**Assigned task:** When the line containing "(1) List the" appears in the data below, begin copying there and stop only after the line containing "661, 2045, 2332.".

**Provided information:**
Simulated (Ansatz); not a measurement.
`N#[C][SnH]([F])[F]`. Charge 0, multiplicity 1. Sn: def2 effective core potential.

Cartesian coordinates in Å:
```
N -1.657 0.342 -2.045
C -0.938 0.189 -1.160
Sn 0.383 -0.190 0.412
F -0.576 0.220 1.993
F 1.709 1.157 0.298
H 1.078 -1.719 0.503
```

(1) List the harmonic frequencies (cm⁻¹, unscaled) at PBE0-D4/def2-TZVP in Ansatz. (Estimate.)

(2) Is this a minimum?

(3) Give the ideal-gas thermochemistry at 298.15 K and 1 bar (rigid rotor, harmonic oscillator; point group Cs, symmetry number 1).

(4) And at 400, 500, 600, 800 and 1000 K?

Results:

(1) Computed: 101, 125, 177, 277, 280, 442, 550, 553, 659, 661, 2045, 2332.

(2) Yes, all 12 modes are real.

**Response area:**
(1) List the harmonic frequencies (cm⁻¹, unscaled) at PBE0-D4/def2-TZVP in Ansatz. (Estimate.)

(2) Is this a minimum?

(3) Give the ideal-gas thermochemistry at 298.15 K and 1 bar (rigid rotor, harmonic oscillator; point group Cs, symmetry number 1).

(4) And at 400, 500, 600, 800 and 1000 K?

Results:

(1) Computed: 101, 125, 177, 277, 280, 442, 550, 553, 659, 661, 2045, 2332.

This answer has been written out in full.